§ **Raw data**:
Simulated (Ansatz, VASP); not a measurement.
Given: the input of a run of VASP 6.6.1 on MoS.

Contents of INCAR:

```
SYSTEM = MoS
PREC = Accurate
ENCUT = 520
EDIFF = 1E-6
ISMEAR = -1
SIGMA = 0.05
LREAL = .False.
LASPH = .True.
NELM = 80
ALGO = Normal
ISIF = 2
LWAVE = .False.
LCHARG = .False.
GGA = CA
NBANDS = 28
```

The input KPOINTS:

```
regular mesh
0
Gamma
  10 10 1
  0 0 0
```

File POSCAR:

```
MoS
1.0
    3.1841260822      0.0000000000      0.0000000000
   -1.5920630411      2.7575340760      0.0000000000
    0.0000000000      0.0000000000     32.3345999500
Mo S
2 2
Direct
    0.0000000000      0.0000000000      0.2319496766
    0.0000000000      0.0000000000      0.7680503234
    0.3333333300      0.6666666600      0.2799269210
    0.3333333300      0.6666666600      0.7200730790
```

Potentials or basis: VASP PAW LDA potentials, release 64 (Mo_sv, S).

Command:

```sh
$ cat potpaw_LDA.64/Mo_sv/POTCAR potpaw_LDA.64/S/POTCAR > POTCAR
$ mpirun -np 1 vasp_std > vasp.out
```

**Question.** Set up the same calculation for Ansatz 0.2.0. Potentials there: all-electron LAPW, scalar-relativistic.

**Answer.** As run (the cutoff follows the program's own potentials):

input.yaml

§ **Task item**:
Return every line of the material exactly.

§ **Task answer**:
Simulated (Ansatz, VASP); not a measurement.
Given: the input of a run of VASP 6.6.1 on MoS.

Contents of INCAR:

```
SYSTEM = MoS
PREC = Accurate
ENCUT = 520
EDIFF = 1E-6
ISMEAR = -1
SIGMA = 0.05
LREAL = .False.
LASPH = .True.
NELM = 80
ALGO = Normal
ISIF = 2
LWAVE = .False.
LCHARG = .False.
GGA = CA
NBANDS = 28
```

The input KPOINTS:

```
regular mesh
0
Gamma
  10 10 1
  0 0 0
```

File POSCAR:

```
MoS
1.0
    3.1841260822      0.0000000000      0.0000000000
   -1.5920630411      2.7575340760      0.0000000000
    0.0000000000      0.0000000000     32.3345999500
Mo S
2 2
Direct
    0.0000000000      0.0000000000      0.2319496766
    0.0000000000      0.0000000000      0.7680503234
    0.3333333300      0.6666666600      0.2799269210
    0.3333333300      0.6666666600      0.7200730790
```

Potentials or basis: VASP PAW LDA potentials, release 64 (Mo_sv, S).

Command:

```sh
$ cat potpaw_LDA.64/Mo_sv/POTCAR potpaw_LDA.64/S/POTCAR > POTCAR
$ mpirun -np 1 vasp_std > vasp.out
```

**Question.** Set up the same calculation for Ansatz 0.2.0. Potentials there: all-electron LAPW, scalar-relativistic.

**Answer.** As run (the cutoff follows the program's own potentials):

input.yaml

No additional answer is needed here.